## ASSIGNMENT
Every line of the records below from the line with "much? (Best estimate.)" up to and including the line with "CCSD/CBS(def2) -111.9 kJ/mol." must be reproduced exactly, and no line outside that range.

== Segment start ==
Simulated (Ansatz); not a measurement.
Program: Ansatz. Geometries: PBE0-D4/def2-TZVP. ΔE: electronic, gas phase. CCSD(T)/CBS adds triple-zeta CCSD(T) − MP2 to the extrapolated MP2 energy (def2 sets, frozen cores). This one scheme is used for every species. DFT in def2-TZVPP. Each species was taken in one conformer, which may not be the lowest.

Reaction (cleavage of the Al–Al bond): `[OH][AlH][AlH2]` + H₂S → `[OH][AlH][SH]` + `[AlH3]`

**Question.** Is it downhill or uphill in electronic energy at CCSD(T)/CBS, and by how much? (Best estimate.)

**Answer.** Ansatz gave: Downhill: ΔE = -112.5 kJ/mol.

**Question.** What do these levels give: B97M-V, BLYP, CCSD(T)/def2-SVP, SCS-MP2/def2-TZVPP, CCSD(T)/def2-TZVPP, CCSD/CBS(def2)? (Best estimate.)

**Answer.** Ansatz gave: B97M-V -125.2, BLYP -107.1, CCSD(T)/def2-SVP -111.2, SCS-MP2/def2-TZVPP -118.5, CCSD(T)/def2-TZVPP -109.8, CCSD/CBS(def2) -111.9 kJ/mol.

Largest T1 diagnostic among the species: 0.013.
== Segment end ==

## RESULT
**Question.** Is it downhill or uphill in electronic energy at CCSD(T)/CBS, and by how much? (Best estimate.)

**Answer.** Ansatz gave: Downhill: ΔE = -112.5 kJ/mol.

**Question.** What do these levels give: B97M-V, BLYP, CCSD(T)/def2-SVP, SCS-MP2/def2-TZVPP, CCSD(T)/def2-TZVPP, CCSD/CBS(def2)? (Best estimate.)

**Answer.** Ansatz gave: B97M-V -125.2, BLYP -107.1, CCSD(T)/def2-SVP -111.2, SCS-MP2/def2-TZVPP -118.5, CCSD(T)/def2-TZVPP -109.8, CCSD/CBS(def2) -111.9 kJ/mol.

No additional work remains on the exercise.